REQUIRED ACTION: Could you print the data that follows exactly as given?

--------------------------------------------------
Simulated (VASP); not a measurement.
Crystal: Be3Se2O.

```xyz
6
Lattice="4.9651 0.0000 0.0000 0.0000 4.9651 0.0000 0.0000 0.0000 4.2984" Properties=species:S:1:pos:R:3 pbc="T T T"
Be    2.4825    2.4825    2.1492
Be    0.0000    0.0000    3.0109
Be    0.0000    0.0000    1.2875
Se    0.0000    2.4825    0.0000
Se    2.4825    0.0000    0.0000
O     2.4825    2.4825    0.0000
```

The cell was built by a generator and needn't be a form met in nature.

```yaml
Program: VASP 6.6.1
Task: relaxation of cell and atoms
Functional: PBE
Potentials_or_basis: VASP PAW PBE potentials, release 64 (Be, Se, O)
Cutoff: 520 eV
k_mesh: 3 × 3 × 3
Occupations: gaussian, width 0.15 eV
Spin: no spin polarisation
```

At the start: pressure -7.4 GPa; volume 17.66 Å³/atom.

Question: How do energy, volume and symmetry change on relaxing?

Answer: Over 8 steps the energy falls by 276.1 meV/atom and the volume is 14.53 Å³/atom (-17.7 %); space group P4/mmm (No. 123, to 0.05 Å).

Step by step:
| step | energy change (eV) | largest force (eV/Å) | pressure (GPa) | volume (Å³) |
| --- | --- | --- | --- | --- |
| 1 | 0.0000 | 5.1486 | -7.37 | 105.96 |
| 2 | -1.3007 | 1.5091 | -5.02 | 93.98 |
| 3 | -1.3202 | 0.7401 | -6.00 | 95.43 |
--------------------------------------------------

SOLUTION:
Simulated (VASP); not a measurement.
Crystal: Be3Se2O.

```xyz
6
Lattice="4.9651 0.0000 0.0000 0.0000 4.9651 0.0000 0.0000 0.0000 4.2984" Properties=species:S:1:pos:R:3 pbc="T T T"
Be    2.4825    2.4825    2.1492
Be    0.0000    0.0000    3.0109
Be    0.0000    0.0000    1.2875
Se    0.0000    2.4825    0.0000
Se    2.4825    0.0000    0.0000
O     2.4825    2.4825    0.0000
```

The cell was built by a generator and needn't be a form met in nature.

```yaml
Program: VASP 6.6.1
Task: relaxation of cell and atoms
Functional: PBE
Potentials_or_basis: VASP PAW PBE potentials, release 64 (Be, Se, O)
Cutoff: 520 eV
k_mesh: 3 × 3 × 3
Occupations: gaussian, width 0.15 eV
Spin: no spin polarisation
```

At the start: pressure -7.4 GPa; volume 17.66 Å³/atom.

Question: How do energy, volume and symmetry change on relaxing?

Answer: Over 8 steps the energy falls by 276.1 meV/atom and the volume is 14.53 Å³/atom (-17.7 %); space group P4/mmm (No. 123, to 0.05 Å).

Step by step:
| step | energy change (eV) | largest force (eV/Å) | pressure (GPa) | volume (Å³) |
| --- | --- | --- | --- | --- |
| 1 | 0.0000 | 5.1486 | -7.37 | 105.96 |
| 2 | -1.3007 | 1.5091 | -5.02 | 93.98 |
| 3 | -1.3202 | 0.7401 | -6.00 | 95.43 |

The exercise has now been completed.